ASSIGNED TASK >> Only one span of the listing below is wanted: the lines from the one with "Level of theory: VASP" through the one with "Q: Which geometry has the lower energy?", reproduced exactly, both ends kept.

[Opening RECORD SET section]

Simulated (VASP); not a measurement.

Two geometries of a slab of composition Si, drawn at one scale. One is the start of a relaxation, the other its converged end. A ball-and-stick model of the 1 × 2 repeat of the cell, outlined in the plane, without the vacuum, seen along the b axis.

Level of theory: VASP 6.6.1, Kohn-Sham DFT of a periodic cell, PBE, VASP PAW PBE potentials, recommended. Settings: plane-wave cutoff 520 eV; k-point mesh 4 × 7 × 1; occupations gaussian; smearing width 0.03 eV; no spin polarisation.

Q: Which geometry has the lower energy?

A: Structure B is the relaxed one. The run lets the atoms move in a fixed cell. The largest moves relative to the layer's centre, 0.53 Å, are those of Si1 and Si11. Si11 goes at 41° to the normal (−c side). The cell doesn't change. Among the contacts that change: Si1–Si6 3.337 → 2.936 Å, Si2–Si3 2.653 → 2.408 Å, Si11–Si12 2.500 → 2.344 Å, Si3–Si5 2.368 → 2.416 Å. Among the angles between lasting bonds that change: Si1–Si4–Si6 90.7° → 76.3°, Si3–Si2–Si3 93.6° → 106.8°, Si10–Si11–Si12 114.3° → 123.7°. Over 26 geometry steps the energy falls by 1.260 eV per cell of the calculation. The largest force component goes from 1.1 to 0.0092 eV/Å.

[Closing RECORD SET section]

ANSWER SECTION >>
Level of theory: VASP 6.6.1, Kohn-Sham DFT of a periodic cell, PBE, VASP PAW PBE potentials, recommended. Settings: plane-wave cutoff 520 eV; k-point mesh 4 × 7 × 1; occupations gaussian; smearing width 0.03 eV; no spin polarisation.

Q: Which geometry has the lower energy?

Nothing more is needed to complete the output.